## Work item
The whole listing that follows should be printed again, unchanged.

»»

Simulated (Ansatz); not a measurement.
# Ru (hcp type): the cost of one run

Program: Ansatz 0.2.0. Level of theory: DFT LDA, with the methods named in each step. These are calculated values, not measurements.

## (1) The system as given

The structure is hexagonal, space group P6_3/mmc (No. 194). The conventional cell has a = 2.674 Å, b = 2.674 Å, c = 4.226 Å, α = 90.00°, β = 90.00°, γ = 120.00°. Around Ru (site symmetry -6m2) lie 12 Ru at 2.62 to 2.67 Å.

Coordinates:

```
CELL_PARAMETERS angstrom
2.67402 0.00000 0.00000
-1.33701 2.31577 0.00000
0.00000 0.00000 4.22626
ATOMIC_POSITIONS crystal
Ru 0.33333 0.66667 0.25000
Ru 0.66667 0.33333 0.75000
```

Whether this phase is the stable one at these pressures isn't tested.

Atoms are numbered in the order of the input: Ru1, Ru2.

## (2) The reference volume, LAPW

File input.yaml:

««

## Exercise solution
Simulated (Ansatz); not a measurement.
# Ru (hcp type): the cost of one run

Program: Ansatz 0.2.0. Level of theory: DFT LDA, with the methods named in each step. These are calculated values, not measurements.

## (1) The system as given

The structure is hexagonal, space group P6_3/mmc (No. 194). The conventional cell has a = 2.674 Å, b = 2.674 Å, c = 4.226 Å, α = 90.00°, β = 90.00°, γ = 120.00°. Around Ru (site symmetry -6m2) lie 12 Ru at 2.62 to 2.67 Å.

Coordinates:

```
CELL_PARAMETERS angstrom
2.67402 0.00000 0.00000
-1.33701 2.31577 0.00000
0.00000 0.00000 4.22626
ATOMIC_POSITIONS crystal
Ru 0.33333 0.66667 0.25000
Ru 0.66667 0.33333 0.75000
```

Whether this phase is the stable one at these pressures isn't tested.

Atoms are numbered in the order of the input: Ru1, Ru2.

## (2) The reference volume, LAPW

File input.yaml:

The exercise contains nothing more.